* Work order: Quote, with no changes, the lines that run from the top of the material to the line with "(2) By distances, no", both included.

* Data to examine:
- - -
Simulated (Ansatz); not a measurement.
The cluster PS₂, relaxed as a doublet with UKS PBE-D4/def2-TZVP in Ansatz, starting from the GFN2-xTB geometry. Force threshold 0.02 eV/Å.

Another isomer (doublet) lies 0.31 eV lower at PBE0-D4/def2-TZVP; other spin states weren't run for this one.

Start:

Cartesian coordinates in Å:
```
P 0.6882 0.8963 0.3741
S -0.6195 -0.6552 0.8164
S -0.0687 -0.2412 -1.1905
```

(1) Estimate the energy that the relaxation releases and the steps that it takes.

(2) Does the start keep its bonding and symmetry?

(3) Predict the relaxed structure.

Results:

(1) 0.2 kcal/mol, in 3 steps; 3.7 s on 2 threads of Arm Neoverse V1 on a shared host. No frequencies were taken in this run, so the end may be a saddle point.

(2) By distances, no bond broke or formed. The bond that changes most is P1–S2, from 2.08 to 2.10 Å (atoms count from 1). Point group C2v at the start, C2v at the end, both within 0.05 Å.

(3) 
- - -

* Written answer:
Simulated (Ansatz); not a measurement.
The cluster PS₂, relaxed as a doublet with UKS PBE-D4/def2-TZVP in Ansatz, starting from the GFN2-xTB geometry. Force threshold 0.02 eV/Å.

Another isomer (doublet) lies 0.31 eV lower at PBE0-D4/def2-TZVP; other spin states weren't run for this one.

Start:

Cartesian coordinates in Å:
```
P 0.6882 0.8963 0.3741
S -0.6195 -0.6552 0.8164
S -0.0687 -0.2412 -1.1905
```

(1) Estimate the energy that the relaxation releases and the steps that it takes.

(2) Does the start keep its bonding and symmetry?

(3) Predict the relaxed structure.

Results:

(1) 0.2 kcal/mol, in 3 steps; 3.7 s on 2 threads of Arm Neoverse V1 on a shared host. No frequencies were taken in this run, so the end may be a saddle point.

(2) By distances, no bond broke or formed. The bond that changes most is P1–S2, from 2.08 to 2.10 Å (atoms count from 1). Point group C2v at the start, C2v at the end, both within 0.05 Å.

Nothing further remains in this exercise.